----- INFORMATION SUPPLIED

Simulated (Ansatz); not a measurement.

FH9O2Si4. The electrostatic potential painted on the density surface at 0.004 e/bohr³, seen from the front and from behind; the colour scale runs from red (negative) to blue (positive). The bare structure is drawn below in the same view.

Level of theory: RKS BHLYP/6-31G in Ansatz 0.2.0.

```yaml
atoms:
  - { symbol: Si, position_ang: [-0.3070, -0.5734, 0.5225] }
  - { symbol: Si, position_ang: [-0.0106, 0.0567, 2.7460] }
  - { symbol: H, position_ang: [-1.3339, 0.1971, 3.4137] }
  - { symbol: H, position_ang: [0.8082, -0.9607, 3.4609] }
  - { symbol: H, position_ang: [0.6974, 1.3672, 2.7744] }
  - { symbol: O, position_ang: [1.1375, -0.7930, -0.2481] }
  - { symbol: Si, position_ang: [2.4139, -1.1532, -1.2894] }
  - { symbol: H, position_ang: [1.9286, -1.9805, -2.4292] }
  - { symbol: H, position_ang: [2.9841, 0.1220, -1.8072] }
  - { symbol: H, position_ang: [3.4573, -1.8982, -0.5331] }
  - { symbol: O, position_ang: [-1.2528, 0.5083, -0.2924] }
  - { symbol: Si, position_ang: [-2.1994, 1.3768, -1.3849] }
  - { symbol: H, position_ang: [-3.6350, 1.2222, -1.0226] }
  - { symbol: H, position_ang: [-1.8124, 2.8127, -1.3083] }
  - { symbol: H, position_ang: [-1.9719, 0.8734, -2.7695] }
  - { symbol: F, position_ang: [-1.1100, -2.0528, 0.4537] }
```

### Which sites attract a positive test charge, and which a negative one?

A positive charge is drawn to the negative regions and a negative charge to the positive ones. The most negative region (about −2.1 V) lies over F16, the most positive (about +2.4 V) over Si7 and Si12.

----------

REQUIRED ACTION:
Give back exactly what runs from the first line of the listing above to the line that contains "### Which sites", keeping both end lines.

ANSWER AREA:
Simulated (Ansatz); not a measurement.

FH9O2Si4. The electrostatic potential painted on the density surface at 0.004 e/bohr³, seen from the front and from behind; the colour scale runs from red (negative) to blue (positive). The bare structure is drawn below in the same view.

Level of theory: RKS BHLYP/6-31G in Ansatz 0.2.0.

```yaml
atoms:
  - { symbol: Si, position_ang: [-0.3070, -0.5734, 0.5225] }
  - { symbol: Si, position_ang: [-0.0106, 0.0567, 2.7460] }
  - { symbol: H, position_ang: [-1.3339, 0.1971, 3.4137] }
  - { symbol: H, position_ang: [0.8082, -0.9607, 3.4609] }
  - { symbol: H, position_ang: [0.6974, 1.3672, 2.7744] }
  - { symbol: O, position_ang: [1.1375, -0.7930, -0.2481] }
  - { symbol: Si, position_ang: [2.4139, -1.1532, -1.2894] }
  - { symbol: H, position_ang: [1.9286, -1.9805, -2.4292] }
  - { symbol: H, position_ang: [2.9841, 0.1220, -1.8072] }
  - { symbol: H, position_ang: [3.4573, -1.8982, -0.5331] }
  - { symbol: O, position_ang: [-1.2528, 0.5083, -0.2924] }
  - { symbol: Si, position_ang: [-2.1994, 1.3768, -1.3849] }
  - { symbol: H, position_ang: [-3.6350, 1.2222, -1.0226] }
  - { symbol: H, position_ang: [-1.8124, 2.8127, -1.3083] }
  - { symbol: H, position_ang: [-1.9719, 0.8734, -2.7695] }
  - { symbol: F, position_ang: [-1.1100, -2.0528, 0.4537] }
```

### Which sites attract a positive test charge, and which a negative one?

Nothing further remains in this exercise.